Provided records:
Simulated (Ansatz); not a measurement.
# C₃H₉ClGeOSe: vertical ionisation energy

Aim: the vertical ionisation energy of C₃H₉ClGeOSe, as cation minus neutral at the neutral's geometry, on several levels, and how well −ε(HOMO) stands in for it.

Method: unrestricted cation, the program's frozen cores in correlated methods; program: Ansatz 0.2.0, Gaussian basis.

Work request: Since the material above must be kept intact, output it exactly as it is.

Response area:
Simulated (Ansatz); not a measurement.
# C₃H₉ClGeOSe: vertical ionisation energy

Aim: the vertical ionisation energy of C₃H₉ClGeOSe, as cation minus neutral at the neutral's geometry, on several levels, and how well −ε(HOMO) stands in for it.

Method: unrestricted cation, the program's frozen cores in correlated methods; program: Ansatz 0.2.0, Gaussian basis.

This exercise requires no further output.